Brief: Once the line containing "width 0.15 eV" has been copied, stop; copy every line before it exactly, beginning with the first line of the material below.

Data provided:
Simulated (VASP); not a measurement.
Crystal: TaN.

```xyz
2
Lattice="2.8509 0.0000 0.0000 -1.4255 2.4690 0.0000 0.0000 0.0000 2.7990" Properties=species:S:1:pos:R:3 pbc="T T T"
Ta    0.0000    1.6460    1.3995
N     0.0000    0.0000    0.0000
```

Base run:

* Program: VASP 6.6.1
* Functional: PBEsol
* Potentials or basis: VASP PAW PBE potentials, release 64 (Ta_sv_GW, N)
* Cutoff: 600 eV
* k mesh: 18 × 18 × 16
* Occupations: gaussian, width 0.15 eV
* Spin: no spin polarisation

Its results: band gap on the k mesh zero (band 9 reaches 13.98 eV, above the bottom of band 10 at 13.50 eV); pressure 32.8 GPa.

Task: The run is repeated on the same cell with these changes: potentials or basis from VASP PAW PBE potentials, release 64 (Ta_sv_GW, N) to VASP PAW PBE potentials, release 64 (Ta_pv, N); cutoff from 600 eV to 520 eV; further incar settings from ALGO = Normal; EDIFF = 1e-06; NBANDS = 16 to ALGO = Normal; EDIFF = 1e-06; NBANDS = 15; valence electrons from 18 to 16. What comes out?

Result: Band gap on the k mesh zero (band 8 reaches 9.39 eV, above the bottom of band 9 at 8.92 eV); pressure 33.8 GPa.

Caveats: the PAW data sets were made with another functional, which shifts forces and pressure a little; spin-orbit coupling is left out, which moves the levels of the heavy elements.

Answer box:
Simulated (VASP); not a measurement.
Crystal: TaN.

```xyz
2
Lattice="2.8509 0.0000 0.0000 -1.4255 2.4690 0.0000 0.0000 0.0000 2.7990" Properties=species:S:1:pos:R:3 pbc="T T T"
Ta    0.0000    1.6460    1.3995
N     0.0000    0.0000    0.0000
```

Base run:

* Program: VASP 6.6.1
* Functional: PBEsol
* Potentials or basis: VASP PAW PBE potentials, release 64 (Ta_sv_GW, N)
* Cutoff: 600 eV
* k mesh: 18 × 18 × 16
* Occupations: gaussian, width 0.15 eV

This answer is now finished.